▶ [GIVEN RECORDS]:
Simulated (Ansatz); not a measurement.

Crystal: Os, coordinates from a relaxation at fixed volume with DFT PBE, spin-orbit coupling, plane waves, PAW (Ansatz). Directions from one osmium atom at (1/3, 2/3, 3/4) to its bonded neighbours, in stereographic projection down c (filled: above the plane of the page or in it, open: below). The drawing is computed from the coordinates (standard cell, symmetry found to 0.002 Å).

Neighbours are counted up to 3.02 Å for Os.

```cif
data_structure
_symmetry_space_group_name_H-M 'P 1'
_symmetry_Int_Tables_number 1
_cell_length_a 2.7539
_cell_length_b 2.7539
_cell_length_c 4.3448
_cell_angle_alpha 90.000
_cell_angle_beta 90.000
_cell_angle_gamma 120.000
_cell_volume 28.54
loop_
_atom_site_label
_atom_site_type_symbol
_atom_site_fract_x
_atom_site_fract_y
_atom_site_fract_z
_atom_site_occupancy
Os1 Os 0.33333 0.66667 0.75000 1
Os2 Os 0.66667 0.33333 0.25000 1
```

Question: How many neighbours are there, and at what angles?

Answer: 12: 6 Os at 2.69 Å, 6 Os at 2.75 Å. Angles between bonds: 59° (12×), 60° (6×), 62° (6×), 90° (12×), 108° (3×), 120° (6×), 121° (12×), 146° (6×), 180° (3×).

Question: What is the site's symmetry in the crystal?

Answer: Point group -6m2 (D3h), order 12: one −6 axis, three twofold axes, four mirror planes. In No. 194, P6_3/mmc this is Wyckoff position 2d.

▶ [ACTIVITY]:
The response should be the listing above, limited to the lines between the one holding "Answer: 12: 6" and the one holding "Question: What is", inclusive, reproduced exactly.

▶ [PROBLEM SOLUTION]:
Answer: 12: 6 Os at 2.69 Å, 6 Os at 2.75 Å. Angles between bonds: 59° (12×), 60° (6×), 62° (6×), 90° (12×), 108° (3×), 120° (6×), 121° (12×), 146° (6×), 180° (3×).

Question: What is the site's symmetry in the crystal?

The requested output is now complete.